◆ WORK ITEM ◆
Starting at the first line of the data below, repeat each line word for word up to and including the line with "Cantera equilibrium calculation".

(SOURCE MATERIAL)
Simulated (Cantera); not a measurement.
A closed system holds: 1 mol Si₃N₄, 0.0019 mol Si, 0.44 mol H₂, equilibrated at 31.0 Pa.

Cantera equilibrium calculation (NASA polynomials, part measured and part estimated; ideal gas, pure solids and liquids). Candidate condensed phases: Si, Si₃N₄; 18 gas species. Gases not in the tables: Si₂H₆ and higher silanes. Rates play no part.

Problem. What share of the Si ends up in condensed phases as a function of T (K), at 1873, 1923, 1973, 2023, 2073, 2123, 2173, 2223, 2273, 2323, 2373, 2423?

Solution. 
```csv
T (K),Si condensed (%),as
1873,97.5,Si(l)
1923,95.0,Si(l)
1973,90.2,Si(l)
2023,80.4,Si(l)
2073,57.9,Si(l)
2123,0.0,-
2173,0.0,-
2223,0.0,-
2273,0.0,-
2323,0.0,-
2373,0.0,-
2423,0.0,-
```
(End SOURCE MATERIAL)

◆ TASK SOLUTION ◆
Simulated (Cantera); not a measurement.
A closed system holds: 1 mol Si₃N₄, 0.0019 mol Si, 0.44 mol H₂, equilibrated at 31.0 Pa.

Cantera equilibrium calculation (NASA polynomials, part measured and part estimated; ideal gas, pure solids and liquids). Candidate condensed phases: Si, Si₃N₄; 18 gas species. Gases not in the tables: Si₂H₆ and higher silanes. Rates play no part.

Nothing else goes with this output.